BRIEF => Among the lines below, copy exactly those from the one with "3.06 | 0.00 |" through the one with "transitions set in?", counting both ends.

= Beginning of Section =

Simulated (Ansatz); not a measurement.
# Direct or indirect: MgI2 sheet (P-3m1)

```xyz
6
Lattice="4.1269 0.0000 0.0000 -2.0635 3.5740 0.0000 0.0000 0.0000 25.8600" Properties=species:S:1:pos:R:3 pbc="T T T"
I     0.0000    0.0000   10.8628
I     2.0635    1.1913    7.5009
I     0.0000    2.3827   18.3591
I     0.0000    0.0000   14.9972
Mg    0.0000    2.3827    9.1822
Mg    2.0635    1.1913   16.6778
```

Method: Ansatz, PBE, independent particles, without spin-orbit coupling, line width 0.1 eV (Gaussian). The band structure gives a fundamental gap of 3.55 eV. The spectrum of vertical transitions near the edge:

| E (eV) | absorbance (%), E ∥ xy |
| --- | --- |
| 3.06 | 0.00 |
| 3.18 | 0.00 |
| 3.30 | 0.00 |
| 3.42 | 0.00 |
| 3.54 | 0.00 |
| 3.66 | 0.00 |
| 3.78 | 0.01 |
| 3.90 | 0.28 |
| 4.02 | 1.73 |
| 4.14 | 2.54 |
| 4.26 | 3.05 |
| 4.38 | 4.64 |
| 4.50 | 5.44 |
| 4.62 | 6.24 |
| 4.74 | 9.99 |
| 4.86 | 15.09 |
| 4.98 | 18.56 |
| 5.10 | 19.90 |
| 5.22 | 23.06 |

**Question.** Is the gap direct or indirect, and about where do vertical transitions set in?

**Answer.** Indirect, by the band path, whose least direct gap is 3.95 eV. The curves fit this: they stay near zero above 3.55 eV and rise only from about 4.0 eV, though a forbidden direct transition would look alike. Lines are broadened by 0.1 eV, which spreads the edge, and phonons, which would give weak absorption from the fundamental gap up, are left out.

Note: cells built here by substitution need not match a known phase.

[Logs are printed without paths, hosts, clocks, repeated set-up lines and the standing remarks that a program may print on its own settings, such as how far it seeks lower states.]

= End of Section =

RESULT =>
| 3.06 | 0.00 |
| 3.18 | 0.00 |
| 3.30 | 0.00 |
| 3.42 | 0.00 |
| 3.54 | 0.00 |
| 3.66 | 0.00 |
| 3.78 | 0.01 |
| 3.90 | 0.28 |
| 4.02 | 1.73 |
| 4.14 | 2.54 |
| 4.26 | 3.05 |
| 4.38 | 4.64 |
| 4.50 | 5.44 |
| 4.62 | 6.24 |
| 4.74 | 9.99 |
| 4.86 | 15.09 |
| 4.98 | 18.56 |
| 5.10 | 19.90 |
| 5.22 | 23.06 |

**Question.** Is the gap direct or indirect, and about where do vertical transitions set in?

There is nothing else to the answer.